= DATA SUPPLIED =
******************************
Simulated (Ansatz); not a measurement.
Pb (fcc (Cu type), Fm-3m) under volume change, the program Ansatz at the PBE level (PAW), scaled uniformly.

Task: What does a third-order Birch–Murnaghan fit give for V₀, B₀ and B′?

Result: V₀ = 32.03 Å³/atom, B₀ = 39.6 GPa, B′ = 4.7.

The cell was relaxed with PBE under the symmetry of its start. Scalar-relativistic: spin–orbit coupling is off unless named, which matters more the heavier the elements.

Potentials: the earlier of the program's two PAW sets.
******************************

= ACTION ITEM =
Starting at the first line of the entries above, please extract each line up to and including the line with "The cell was", unchanged, and add nothing.

= TASK OUTPUT =
Simulated (Ansatz); not a measurement.
Pb (fcc (Cu type), Fm-3m) under volume change, the program Ansatz at the PBE level (PAW), scaled uniformly.

Task: What does a third-order Birch–Murnaghan fit give for V₀, B₀ and B′?

Result: V₀ = 32.03 Å³/atom, B₀ = 39.6 GPa, B′ = 4.7.

The cell was relaxed with PBE under the symmetry of its start. Scalar-relativistic: spin–orbit coupling is off unless named, which matters more the heavier the elements.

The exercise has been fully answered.